Write out only the opening lines of the entries, through the line with "Answer: X = Sn, Z".

====================

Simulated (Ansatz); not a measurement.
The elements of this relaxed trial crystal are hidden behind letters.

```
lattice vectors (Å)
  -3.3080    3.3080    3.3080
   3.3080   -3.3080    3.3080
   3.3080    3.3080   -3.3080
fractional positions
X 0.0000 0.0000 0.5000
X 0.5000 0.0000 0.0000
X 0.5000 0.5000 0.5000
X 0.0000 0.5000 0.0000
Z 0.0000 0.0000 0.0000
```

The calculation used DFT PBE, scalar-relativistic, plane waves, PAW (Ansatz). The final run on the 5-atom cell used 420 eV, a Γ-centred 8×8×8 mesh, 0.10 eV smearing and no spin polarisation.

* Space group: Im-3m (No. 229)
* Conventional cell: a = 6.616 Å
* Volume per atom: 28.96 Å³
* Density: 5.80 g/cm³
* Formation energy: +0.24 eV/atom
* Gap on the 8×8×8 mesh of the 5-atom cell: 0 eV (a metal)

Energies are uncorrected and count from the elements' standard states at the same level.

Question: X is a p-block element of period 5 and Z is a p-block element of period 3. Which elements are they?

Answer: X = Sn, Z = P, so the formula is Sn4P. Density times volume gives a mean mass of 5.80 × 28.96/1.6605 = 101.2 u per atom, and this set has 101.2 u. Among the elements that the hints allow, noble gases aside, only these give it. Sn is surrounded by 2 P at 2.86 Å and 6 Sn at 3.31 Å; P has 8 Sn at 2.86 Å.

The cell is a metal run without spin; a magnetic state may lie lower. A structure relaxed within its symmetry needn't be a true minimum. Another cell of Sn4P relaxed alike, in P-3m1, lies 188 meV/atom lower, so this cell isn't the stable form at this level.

====================

* **Written reply**
Simulated (Ansatz); not a measurement.
The elements of this relaxed trial crystal are hidden behind letters.

```
lattice vectors (Å)
  -3.3080    3.3080    3.3080
   3.3080   -3.3080    3.3080
   3.3080    3.3080   -3.3080
fractional positions
X 0.0000 0.0000 0.5000
X 0.5000 0.0000 0.0000
X 0.5000 0.5000 0.5000
X 0.0000 0.5000 0.0000
Z 0.0000 0.0000 0.0000
```

The calculation used DFT PBE, scalar-relativistic, plane waves, PAW (Ansatz). The final run on the 5-atom cell used 420 eV, a Γ-centred 8×8×8 mesh, 0.10 eV smearing and no spin polarisation.

* Space group: Im-3m (No. 229)
* Conventional cell: a = 6.616 Å
* Volume per atom: 28.96 Å³
* Density: 5.80 g/cm³
* Formation energy: +0.24 eV/atom
* Gap on the 8×8×8 mesh of the 5-atom cell: 0 eV (a metal)

Energies are uncorrected and count from the elements' standard states at the same level.

Question: X is a p-block element of period 5 and Z is a p-block element of period 3. Which elements are they?

Answer: X = Sn, Z = P, so the formula is Sn4P. Density times volume gives a mean mass of 5.80 × 28.96/1.6605 = 101.2 u per atom, and this set has 101.2 u. Among the elements that the hints allow, noble gases aside, only these give it. Sn is surrounded by 2 P at 2.86 Å and 6 Sn at 3.31 Å; P has 8 Sn at 2.86 Å.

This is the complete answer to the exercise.